┄┄┄┄┄┄┄┄┄┄

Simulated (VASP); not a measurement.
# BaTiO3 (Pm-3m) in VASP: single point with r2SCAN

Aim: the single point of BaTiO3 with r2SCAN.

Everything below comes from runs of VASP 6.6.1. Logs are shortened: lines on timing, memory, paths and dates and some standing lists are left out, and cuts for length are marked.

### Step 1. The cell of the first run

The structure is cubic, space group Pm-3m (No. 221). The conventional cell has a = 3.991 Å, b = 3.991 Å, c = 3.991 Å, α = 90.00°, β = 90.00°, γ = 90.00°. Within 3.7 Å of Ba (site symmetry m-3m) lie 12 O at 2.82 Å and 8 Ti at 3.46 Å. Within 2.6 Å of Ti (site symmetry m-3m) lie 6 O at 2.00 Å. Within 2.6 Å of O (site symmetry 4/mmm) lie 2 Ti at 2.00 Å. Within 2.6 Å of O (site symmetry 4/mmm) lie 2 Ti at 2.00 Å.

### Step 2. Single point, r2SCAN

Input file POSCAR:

┄┄┄┄┄┄┄┄┄┄

**Task item**: Print every record exactly as written.

**Reply**:
Simulated (VASP); not a measurement.
# BaTiO3 (Pm-3m) in VASP: single point with r2SCAN

Aim: the single point of BaTiO3 with r2SCAN.

Everything below comes from runs of VASP 6.6.1. Logs are shortened: lines on timing, memory, paths and dates and some standing lists are left out, and cuts for length are marked.

### Step 1. The cell of the first run

The structure is cubic, space group Pm-3m (No. 221). The conventional cell has a = 3.991 Å, b = 3.991 Å, c = 3.991 Å, α = 90.00°, β = 90.00°, γ = 90.00°. Within 3.7 Å of Ba (site symmetry m-3m) lie 12 O at 2.82 Å and 8 Ti at 3.46 Å. Within 2.6 Å of Ti (site symmetry m-3m) lie 6 O at 2.00 Å. Within 2.6 Å of O (site symmetry 4/mmm) lie 2 Ti at 2.00 Å. Within 2.6 Å of O (site symmetry 4/mmm) lie 2 Ti at 2.00 Å.

### Step 2. Single point, r2SCAN

Input file POSCAR:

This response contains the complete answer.